Start of RECORDS PROVIDED

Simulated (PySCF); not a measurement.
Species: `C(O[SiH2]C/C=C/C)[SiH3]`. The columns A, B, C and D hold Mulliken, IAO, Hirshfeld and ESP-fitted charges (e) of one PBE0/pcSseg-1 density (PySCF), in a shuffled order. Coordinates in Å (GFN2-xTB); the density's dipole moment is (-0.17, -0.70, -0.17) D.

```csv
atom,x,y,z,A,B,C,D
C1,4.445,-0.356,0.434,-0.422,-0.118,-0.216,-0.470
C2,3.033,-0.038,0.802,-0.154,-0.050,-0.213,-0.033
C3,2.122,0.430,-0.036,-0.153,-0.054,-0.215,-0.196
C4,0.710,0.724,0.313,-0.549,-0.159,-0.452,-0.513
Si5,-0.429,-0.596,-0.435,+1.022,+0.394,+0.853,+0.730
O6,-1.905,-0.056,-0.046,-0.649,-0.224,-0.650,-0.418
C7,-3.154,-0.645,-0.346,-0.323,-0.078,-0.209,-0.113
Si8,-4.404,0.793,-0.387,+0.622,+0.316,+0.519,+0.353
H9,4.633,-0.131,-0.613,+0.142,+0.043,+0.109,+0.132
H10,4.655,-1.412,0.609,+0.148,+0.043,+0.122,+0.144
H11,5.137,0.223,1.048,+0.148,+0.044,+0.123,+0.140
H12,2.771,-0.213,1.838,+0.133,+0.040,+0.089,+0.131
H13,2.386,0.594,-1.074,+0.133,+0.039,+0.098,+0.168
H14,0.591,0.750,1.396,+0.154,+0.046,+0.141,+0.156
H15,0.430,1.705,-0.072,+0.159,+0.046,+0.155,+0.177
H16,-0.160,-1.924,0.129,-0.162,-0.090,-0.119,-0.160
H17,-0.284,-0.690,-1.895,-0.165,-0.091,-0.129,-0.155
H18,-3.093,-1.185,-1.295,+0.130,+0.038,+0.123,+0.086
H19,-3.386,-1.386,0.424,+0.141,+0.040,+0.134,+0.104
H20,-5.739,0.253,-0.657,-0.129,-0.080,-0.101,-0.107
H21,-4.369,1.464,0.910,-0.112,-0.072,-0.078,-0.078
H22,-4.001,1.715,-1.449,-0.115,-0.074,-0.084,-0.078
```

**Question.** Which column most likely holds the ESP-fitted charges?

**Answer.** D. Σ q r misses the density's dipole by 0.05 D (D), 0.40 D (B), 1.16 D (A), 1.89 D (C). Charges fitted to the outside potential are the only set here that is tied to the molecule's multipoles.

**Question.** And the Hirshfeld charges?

End of RECORDS PROVIDED

__EXERCISE__
From the records above, copy only the lines starting with the line that holds "the ESP-fitted charges?" and going on through the line that holds "the molecule's multipoles.", exactly as written.

__RESPONSE__
**Question.** Which column most likely holds the ESP-fitted charges?

**Answer.** D. Σ q r misses the density's dipole by 0.05 D (D), 0.40 D (B), 1.16 D (A), 1.89 D (C). Charges fitted to the outside potential are the only set here that is tied to the molecule's multipoles.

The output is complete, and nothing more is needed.